**Record set**
::::

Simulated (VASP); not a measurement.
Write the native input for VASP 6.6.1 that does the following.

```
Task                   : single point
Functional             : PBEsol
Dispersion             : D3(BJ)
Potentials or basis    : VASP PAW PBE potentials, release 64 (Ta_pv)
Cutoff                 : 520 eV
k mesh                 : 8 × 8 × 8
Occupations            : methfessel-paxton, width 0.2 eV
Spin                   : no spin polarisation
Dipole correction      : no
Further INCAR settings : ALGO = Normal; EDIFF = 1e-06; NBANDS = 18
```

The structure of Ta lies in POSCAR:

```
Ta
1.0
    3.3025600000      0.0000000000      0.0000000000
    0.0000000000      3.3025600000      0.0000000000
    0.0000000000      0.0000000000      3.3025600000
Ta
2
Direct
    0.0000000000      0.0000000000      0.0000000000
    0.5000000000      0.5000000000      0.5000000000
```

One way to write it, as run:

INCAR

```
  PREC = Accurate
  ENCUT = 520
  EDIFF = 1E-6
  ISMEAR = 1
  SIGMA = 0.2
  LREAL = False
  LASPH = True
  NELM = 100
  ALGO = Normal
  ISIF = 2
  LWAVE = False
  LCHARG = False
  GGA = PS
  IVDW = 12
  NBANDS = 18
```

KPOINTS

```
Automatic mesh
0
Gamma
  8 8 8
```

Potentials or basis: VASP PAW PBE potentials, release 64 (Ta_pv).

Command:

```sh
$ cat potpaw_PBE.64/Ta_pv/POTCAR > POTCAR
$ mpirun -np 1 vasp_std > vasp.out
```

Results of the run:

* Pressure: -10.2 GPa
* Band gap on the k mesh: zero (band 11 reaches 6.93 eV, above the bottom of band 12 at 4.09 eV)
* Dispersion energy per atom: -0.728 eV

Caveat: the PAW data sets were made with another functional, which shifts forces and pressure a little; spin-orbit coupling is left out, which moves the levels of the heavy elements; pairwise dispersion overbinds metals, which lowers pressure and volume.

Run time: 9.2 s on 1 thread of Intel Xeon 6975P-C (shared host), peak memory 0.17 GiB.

::::

Restate verbatim all lines from the start of the data through the line containing "Caveat: the PAW", with both ends kept.

**Expected answer**
Simulated (VASP); not a measurement.
Write the native input for VASP 6.6.1 that does the following.

```
Task                   : single point
Functional             : PBEsol
Dispersion             : D3(BJ)
Potentials or basis    : VASP PAW PBE potentials, release 64 (Ta_pv)
Cutoff                 : 520 eV
k mesh                 : 8 × 8 × 8
Occupations            : methfessel-paxton, width 0.2 eV
Spin                   : no spin polarisation
Dipole correction      : no
Further INCAR settings : ALGO = Normal; EDIFF = 1e-06; NBANDS = 18
```

The structure of Ta lies in POSCAR:

```
Ta
1.0
    3.3025600000      0.0000000000      0.0000000000
    0.0000000000      3.3025600000      0.0000000000
    0.0000000000      0.0000000000      3.3025600000
Ta
2
Direct
    0.0000000000      0.0000000000      0.0000000000
    0.5000000000      0.5000000000      0.5000000000
```

One way to write it, as run:

INCAR

```
  PREC = Accurate
  ENCUT = 520
  EDIFF = 1E-6
  ISMEAR = 1
  SIGMA = 0.2
  LREAL = False
  LASPH = True
  NELM = 100
  ALGO = Normal
  ISIF = 2
  LWAVE = False
  LCHARG = False
  GGA = PS
  IVDW = 12
  NBANDS = 18
```

KPOINTS

```
Automatic mesh
0
Gamma
  8 8 8
```

Potentials or basis: VASP PAW PBE potentials, release 64 (Ta_pv).

Command:

```sh
$ cat potpaw_PBE.64/Ta_pv/POTCAR > POTCAR
$ mpirun -np 1 vasp_std > vasp.out
```

Results of the run:

* Pressure: -10.2 GPa
* Band gap on the k mesh: zero (band 11 reaches 6.93 eV, above the bottom of band 12 at 4.09 eV)
* Dispersion energy per atom: -0.728 eV

Caveat: the PAW data sets were made with another functional, which shifts forces and pressure a little; spin-orbit coupling is left out, which moves the levels of the heavy elements; pairwise dispersion overbinds metals, which lowers pressure and volume.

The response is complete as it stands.